**Extracted material**
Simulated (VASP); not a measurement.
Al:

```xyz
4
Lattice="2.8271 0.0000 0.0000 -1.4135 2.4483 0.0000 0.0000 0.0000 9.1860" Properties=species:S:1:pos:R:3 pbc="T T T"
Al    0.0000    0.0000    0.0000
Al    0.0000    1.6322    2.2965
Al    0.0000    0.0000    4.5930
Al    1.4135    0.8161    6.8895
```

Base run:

**Work item**
In the answer, the listing above should be restated word for word.

**Task result**
Simulated (VASP); not a measurement.
Al:

```xyz
4
Lattice="2.8271 0.0000 0.0000 -1.4135 2.4483 0.0000 0.0000 0.0000 9.1860" Properties=species:S:1:pos:R:3 pbc="T T T"
Al    0.0000    0.0000    0.0000
Al    0.0000    1.6322    2.2965
Al    0.0000    0.0000    4.5930
Al    1.4135    0.8161    6.8895
```

Base run:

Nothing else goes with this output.